=====

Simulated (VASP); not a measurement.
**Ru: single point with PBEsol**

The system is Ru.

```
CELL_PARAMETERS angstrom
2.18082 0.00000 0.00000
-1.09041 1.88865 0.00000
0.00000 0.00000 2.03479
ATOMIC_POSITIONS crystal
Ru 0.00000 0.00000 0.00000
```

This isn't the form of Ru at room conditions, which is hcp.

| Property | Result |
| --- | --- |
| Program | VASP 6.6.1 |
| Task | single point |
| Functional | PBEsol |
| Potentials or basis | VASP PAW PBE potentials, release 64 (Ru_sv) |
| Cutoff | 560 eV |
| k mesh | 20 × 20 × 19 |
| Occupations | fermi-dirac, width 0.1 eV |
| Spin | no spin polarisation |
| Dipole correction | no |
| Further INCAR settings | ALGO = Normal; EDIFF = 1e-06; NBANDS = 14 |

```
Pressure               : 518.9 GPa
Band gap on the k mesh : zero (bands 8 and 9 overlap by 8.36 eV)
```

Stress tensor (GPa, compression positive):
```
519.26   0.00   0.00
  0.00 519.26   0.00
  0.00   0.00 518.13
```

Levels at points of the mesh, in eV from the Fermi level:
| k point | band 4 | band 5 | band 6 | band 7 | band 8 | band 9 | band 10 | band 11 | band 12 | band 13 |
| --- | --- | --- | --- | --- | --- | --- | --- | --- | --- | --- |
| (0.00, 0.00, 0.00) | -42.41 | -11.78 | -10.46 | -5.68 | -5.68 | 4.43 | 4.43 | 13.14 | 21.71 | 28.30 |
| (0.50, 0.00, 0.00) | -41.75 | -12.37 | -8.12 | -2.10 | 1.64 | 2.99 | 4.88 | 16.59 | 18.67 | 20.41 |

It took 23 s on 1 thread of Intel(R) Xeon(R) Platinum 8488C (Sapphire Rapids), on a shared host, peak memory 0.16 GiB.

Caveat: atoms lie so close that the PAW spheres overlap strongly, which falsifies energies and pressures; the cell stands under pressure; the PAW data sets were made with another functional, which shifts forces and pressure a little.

=====

** Exercise **
Given the data above, transcribe exactly the lines from the one containing "20 × 20 × 19 |" down to the one containing "21.71 | 28.30 |", and no others.

** Worked solution **
| k mesh | 20 × 20 × 19 |
| Occupations | fermi-dirac, width 0.1 eV |
| Spin | no spin polarisation |
| Dipole correction | no |
| Further INCAR settings | ALGO = Normal; EDIFF = 1e-06; NBANDS = 14 |

```
Pressure               : 518.9 GPa
Band gap on the k mesh : zero (bands 8 and 9 overlap by 8.36 eV)
```

Stress tensor (GPa, compression positive):
```
519.26   0.00   0.00
  0.00 519.26   0.00
  0.00   0.00 518.13
```

Levels at points of the mesh, in eV from the Fermi level:
| k point | band 4 | band 5 | band 6 | band 7 | band 8 | band 9 | band 10 | band 11 | band 12 | band 13 |
| --- | --- | --- | --- | --- | --- | --- | --- | --- | --- | --- |
| (0.00, 0.00, 0.00) | -42.41 | -11.78 | -10.46 | -5.68 | -5.68 | 4.43 | 4.43 | 13.14 | 21.71 | 28.30 |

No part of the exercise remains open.